→ **Supplied material**
··········

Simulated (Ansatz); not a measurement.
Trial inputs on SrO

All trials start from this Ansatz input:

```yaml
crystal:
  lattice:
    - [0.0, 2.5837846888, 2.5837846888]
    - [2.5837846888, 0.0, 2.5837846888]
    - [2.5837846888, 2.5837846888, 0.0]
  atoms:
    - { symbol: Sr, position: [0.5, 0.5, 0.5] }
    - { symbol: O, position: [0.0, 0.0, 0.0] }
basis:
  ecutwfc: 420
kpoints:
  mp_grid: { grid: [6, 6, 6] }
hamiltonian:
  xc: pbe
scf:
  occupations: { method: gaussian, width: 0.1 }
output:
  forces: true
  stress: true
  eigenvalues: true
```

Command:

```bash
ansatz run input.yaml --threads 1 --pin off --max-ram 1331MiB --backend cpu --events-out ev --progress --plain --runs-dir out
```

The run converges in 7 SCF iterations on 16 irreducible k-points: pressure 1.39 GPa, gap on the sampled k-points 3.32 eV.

··········

→ **Assigned task**
All the lines above need to be printed again, exactly.

→ **Task solution**
Simulated (Ansatz); not a measurement.
Trial inputs on SrO

All trials start from this Ansatz input:

```yaml
crystal:
  lattice:
    - [0.0, 2.5837846888, 2.5837846888]
    - [2.5837846888, 0.0, 2.5837846888]
    - [2.5837846888, 2.5837846888, 0.0]
  atoms:
    - { symbol: Sr, position: [0.5, 0.5, 0.5] }
    - { symbol: O, position: [0.0, 0.0, 0.0] }
basis:
  ecutwfc: 420
kpoints:
  mp_grid: { grid: [6, 6, 6] }
hamiltonian:
  xc: pbe
scf:
  occupations: { method: gaussian, width: 0.1 }
output:
  forces: true
  stress: true
  eigenvalues: true
```

Command:

```bash
ansatz run input.yaml --threads 1 --pin off --max-ram 1331MiB --backend cpu --events-out ev --progress --plain --runs-dir out
```

The run converges in 7 SCF iterations on 16 irreducible k-points: pressure 1.39 GPa, gap on the sampled k-points 3.32 eV.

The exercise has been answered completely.